Assigned task
Return the lines from the start of the data through the line with "Potentials or basis: VASP". Include both of those lines and no others.

-------- Extracted data --------

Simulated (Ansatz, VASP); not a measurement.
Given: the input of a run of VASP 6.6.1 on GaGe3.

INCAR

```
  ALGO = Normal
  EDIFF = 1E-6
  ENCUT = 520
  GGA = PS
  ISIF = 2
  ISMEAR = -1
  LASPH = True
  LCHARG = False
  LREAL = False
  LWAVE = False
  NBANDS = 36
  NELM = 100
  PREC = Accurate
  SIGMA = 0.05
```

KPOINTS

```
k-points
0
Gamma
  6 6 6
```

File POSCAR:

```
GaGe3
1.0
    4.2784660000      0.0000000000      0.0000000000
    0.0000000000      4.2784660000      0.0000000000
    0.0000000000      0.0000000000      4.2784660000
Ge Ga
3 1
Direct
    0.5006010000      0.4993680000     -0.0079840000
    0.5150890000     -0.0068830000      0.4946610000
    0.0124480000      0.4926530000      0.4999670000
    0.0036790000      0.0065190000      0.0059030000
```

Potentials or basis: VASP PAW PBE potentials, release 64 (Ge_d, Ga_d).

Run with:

--------

Written solution
Simulated (Ansatz, VASP); not a measurement.
Given: the input of a run of VASP 6.6.1 on GaGe3.

INCAR

```
  ALGO = Normal
  EDIFF = 1E-6
  ENCUT = 520
  GGA = PS
  ISIF = 2
  ISMEAR = -1
  LASPH = True
  LCHARG = False
  LREAL = False
  LWAVE = False
  NBANDS = 36
  NELM = 100
  PREC = Accurate
  SIGMA = 0.05
```

KPOINTS

```
k-points
0
Gamma
  6 6 6
```

File POSCAR:

```
GaGe3
1.0
    4.2784660000      0.0000000000      0.0000000000
    0.0000000000      4.2784660000      0.0000000000
    0.0000000000      0.0000000000      4.2784660000
Ge Ga
3 1
Direct
    0.5006010000      0.4993680000     -0.0079840000
    0.5150890000     -0.0068830000      0.4946610000
    0.0124480000      0.4926530000      0.4999670000
    0.0036790000      0.0065190000      0.0059030000
```

Potentials or basis: VASP PAW PBE potentials, release 64 (Ge_d, Ga_d).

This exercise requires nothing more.